+++ Records provided
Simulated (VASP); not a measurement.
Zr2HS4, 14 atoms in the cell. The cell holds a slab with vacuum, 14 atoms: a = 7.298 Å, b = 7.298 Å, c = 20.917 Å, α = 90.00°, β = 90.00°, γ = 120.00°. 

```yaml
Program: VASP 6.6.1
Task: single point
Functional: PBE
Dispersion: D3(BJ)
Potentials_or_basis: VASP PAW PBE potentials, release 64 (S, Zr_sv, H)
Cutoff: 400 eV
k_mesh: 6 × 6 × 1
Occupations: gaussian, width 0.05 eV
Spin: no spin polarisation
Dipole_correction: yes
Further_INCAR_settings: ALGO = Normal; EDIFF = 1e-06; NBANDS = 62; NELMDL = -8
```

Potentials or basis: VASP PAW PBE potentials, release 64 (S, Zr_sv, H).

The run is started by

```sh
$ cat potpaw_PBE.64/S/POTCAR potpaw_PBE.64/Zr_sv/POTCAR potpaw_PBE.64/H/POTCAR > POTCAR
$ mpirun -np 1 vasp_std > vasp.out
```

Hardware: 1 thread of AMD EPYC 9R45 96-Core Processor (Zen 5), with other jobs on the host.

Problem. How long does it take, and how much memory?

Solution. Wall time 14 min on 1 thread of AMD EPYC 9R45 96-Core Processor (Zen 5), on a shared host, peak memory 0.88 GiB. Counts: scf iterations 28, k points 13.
++++++

## Work task
An exact repetition of the material above is required, from its first line through the line holding "Problem. How long", with nothing added.

## Result
Simulated (VASP); not a measurement.
Zr2HS4, 14 atoms in the cell. The cell holds a slab with vacuum, 14 atoms: a = 7.298 Å, b = 7.298 Å, c = 20.917 Å, α = 90.00°, β = 90.00°, γ = 120.00°. 

```yaml
Program: VASP 6.6.1
Task: single point
Functional: PBE
Dispersion: D3(BJ)
Potentials_or_basis: VASP PAW PBE potentials, release 64 (S, Zr_sv, H)
Cutoff: 400 eV
k_mesh: 6 × 6 × 1
Occupations: gaussian, width 0.05 eV
Spin: no spin polarisation
Dipole_correction: yes
Further_INCAR_settings: ALGO = Normal; EDIFF = 1e-06; NBANDS = 62; NELMDL = -8
```

Potentials or basis: VASP PAW PBE potentials, release 64 (S, Zr_sv, H).

The run is started by

```sh
$ cat potpaw_PBE.64/S/POTCAR potpaw_PBE.64/Zr_sv/POTCAR potpaw_PBE.64/H/POTCAR > POTCAR
$ mpirun -np 1 vasp_std > vasp.out
```

Hardware: 1 thread of AMD EPYC 9R45 96-Core Processor (Zen 5), with other jobs on the host.

Problem. How long does it take, and how much memory?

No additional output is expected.